** Assignment **
Copy out the entries below exactly as they stand, but only from the line containing "Species: SnHF3." through the line containing "(5) The dipole".

** Record excerpts **
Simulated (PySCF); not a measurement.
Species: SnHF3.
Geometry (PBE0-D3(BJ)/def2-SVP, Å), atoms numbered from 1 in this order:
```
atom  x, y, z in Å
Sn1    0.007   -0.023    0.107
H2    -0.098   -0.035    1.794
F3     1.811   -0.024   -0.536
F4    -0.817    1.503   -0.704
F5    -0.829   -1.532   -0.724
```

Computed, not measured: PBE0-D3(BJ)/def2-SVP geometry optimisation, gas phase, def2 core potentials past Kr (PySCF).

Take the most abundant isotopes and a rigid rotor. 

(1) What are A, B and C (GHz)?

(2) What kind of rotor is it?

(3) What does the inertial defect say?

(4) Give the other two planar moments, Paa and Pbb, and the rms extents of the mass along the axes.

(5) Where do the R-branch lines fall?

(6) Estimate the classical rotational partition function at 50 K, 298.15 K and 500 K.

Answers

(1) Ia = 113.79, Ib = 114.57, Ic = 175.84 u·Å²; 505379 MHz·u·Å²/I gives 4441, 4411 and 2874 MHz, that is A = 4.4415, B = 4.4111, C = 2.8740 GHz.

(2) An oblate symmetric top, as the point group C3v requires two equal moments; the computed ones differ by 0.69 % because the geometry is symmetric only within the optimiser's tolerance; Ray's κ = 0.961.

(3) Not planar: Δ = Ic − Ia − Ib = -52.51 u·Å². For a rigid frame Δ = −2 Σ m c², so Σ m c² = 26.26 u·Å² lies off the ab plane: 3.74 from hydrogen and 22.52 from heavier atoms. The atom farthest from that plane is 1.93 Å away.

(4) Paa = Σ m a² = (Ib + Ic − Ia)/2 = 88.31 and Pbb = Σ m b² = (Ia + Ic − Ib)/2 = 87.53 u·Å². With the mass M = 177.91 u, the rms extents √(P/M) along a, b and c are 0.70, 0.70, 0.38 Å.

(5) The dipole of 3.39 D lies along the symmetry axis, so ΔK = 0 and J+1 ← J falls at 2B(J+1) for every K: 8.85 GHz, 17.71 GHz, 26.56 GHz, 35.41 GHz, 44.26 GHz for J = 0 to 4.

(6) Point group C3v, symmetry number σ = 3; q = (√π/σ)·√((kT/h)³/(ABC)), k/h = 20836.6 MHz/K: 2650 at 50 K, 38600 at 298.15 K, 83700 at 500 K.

** Exercise response **
Species: SnHF3.
Geometry (PBE0-D3(BJ)/def2-SVP, Å), atoms numbered from 1 in this order:
```
atom  x, y, z in Å
Sn1    0.007   -0.023    0.107
H2    -0.098   -0.035    1.794
F3     1.811   -0.024   -0.536
F4    -0.817    1.503   -0.704
F5    -0.829   -1.532   -0.724
```

Computed, not measured: PBE0-D3(BJ)/def2-SVP geometry optimisation, gas phase, def2 core potentials past Kr (PySCF).

Take the most abundant isotopes and a rigid rotor. 

(1) What are A, B and C (GHz)?

(2) What kind of rotor is it?

(3) What does the inertial defect say?

(4) Give the other two planar moments, Paa and Pbb, and the rms extents of the mass along the axes.

(5) Where do the R-branch lines fall?

(6) Estimate the classical rotational partition function at 50 K, 298.15 K and 500 K.

Answers

(1) Ia = 113.79, Ib = 114.57, Ic = 175.84 u·Å²; 505379 MHz·u·Å²/I gives 4441, 4411 and 2874 MHz, that is A = 4.4415, B = 4.4111, C = 2.8740 GHz.

(2) An oblate symmetric top, as the point group C3v requires two equal moments; the computed ones differ by 0.69 % because the geometry is symmetric only within the optimiser's tolerance; Ray's κ = 0.961.

(3) Not planar: Δ = Ic − Ia − Ib = -52.51 u·Å². For a rigid frame Δ = −2 Σ m c², so Σ m c² = 26.26 u·Å² lies off the ab plane: 3.74 from hydrogen and 22.52 from heavier atoms. The atom farthest from that plane is 1.93 Å away.

(4) Paa = Σ m a² = (Ib + Ic − Ia)/2 = 88.31 and Pbb = Σ m b² = (Ia + Ic − Ib)/2 = 87.53 u·Å². With the mass M = 177.91 u, the rms extents √(P/M) along a, b and c are 0.70, 0.70, 0.38 Å.

(5) The dipole of 3.39 D lies along the symmetry axis, so ΔK = 0 and J+1 ← J falls at 2B(J+1) for every K: 8.85 GHz, 17.71 GHz, 26.56 GHz, 35.41 GHz, 44.26 GHz for J = 0 to 4.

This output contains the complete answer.